★ ★ ★
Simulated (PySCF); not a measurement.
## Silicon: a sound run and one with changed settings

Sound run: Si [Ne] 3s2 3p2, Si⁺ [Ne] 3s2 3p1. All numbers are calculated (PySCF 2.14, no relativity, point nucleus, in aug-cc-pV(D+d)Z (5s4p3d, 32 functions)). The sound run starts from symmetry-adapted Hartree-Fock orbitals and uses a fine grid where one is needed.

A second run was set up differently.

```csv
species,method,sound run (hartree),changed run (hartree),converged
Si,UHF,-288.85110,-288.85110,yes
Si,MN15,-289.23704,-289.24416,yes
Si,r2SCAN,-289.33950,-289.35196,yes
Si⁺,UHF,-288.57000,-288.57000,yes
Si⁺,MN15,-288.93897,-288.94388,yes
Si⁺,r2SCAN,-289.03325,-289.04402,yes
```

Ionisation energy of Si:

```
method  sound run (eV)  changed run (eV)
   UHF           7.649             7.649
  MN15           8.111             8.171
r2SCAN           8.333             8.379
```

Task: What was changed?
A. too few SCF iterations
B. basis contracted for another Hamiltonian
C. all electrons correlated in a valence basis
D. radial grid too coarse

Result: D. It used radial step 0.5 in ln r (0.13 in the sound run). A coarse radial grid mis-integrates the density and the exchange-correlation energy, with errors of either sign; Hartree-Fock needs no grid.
★ ★ ★

Work order: What is needed is every line from the start of the entries through the line containing "D. radial grid too coarse", returned word for word and nothing else.

Exercise answer:
Simulated (PySCF); not a measurement.
## Silicon: a sound run and one with changed settings

Sound run: Si [Ne] 3s2 3p2, Si⁺ [Ne] 3s2 3p1. All numbers are calculated (PySCF 2.14, no relativity, point nucleus, in aug-cc-pV(D+d)Z (5s4p3d, 32 functions)). The sound run starts from symmetry-adapted Hartree-Fock orbitals and uses a fine grid where one is needed.

A second run was set up differently.

```csv
species,method,sound run (hartree),changed run (hartree),converged
Si,UHF,-288.85110,-288.85110,yes
Si,MN15,-289.23704,-289.24416,yes
Si,r2SCAN,-289.33950,-289.35196,yes
Si⁺,UHF,-288.57000,-288.57000,yes
Si⁺,MN15,-288.93897,-288.94388,yes
Si⁺,r2SCAN,-289.03325,-289.04402,yes
```

Ionisation energy of Si:

```
method  sound run (eV)  changed run (eV)
   UHF           7.649             7.649
  MN15           8.111             8.171
r2SCAN           8.333             8.379
```

Task: What was changed?
A. too few SCF iterations
B. basis contracted for another Hamiltonian
C. all electrons correlated in a valence basis
D. radial grid too coarse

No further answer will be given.